ASSIGNMENT: Write out, unaltered, each line from the top of the records below down to the line where "# Computed records: Al16O23" appears, that line included.

RECORD SET:
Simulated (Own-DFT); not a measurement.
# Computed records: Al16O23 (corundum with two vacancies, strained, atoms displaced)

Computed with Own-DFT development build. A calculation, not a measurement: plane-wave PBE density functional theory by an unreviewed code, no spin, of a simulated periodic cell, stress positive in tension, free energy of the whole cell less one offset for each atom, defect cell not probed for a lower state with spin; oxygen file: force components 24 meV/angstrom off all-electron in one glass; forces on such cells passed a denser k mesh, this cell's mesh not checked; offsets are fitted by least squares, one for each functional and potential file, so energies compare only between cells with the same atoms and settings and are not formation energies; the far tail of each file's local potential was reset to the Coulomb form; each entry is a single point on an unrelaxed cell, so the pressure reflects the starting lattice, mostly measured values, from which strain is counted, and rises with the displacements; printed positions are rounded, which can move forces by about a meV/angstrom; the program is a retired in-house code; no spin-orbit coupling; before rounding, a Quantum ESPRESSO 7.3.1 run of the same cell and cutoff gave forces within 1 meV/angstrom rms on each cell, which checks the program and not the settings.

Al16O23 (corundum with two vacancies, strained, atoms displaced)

WRITTEN SOLUTION:
Simulated (Own-DFT); not a measurement.
# Computed records: Al16O23 (corundum with two vacancies, strained, atoms displaced)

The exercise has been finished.